(Work item) Every record below must come back exactly as given.

»»

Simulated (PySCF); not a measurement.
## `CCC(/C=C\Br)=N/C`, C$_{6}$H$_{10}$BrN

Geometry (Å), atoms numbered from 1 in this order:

««

(Answer section)
Simulated (PySCF); not a measurement.
## `CCC(/C=C\Br)=N/C`, C$_{6}$H$_{10}$BrN

Geometry (Å), atoms numbered from 1 in this order:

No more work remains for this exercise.